>>>

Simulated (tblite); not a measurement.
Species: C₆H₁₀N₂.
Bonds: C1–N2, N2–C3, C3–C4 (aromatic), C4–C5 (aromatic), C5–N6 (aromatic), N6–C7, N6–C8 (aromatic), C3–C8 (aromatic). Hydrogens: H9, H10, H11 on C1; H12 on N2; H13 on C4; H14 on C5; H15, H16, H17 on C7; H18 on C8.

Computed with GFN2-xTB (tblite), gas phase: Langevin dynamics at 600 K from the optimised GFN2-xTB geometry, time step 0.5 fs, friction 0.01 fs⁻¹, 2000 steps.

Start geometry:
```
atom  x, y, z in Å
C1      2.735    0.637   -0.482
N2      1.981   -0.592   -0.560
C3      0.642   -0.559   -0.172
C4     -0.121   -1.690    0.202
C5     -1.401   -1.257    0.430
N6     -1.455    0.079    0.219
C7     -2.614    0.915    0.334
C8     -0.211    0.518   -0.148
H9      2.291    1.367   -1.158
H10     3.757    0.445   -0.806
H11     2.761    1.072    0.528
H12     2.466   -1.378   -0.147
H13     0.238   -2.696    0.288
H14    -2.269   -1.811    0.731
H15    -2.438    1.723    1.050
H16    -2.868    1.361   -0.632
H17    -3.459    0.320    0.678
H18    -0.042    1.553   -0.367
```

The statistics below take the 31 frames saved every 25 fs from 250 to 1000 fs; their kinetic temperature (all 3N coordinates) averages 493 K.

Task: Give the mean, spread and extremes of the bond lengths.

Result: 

<<<

WORK ORDER
Up to and including the line containing "Bonds: C1–N2, N2–C3, C3–C4", please write out the listing exactly, starting from its first line.

WORKED SOLUTION
Simulated (tblite); not a measurement.
Species: C₆H₁₀N₂.
Bonds: C1–N2, N2–C3, C3–C4 (aromatic), C4–C5 (aromatic), C5–N6 (aromatic), N6–C7, N6–C8 (aromatic), C3–C8 (aromatic). Hydrogens: H9, H10, H11 on C1; H12 on N2; H13 on C4; H14 on C5; H15, H16, H17 on C7; H18 on C8.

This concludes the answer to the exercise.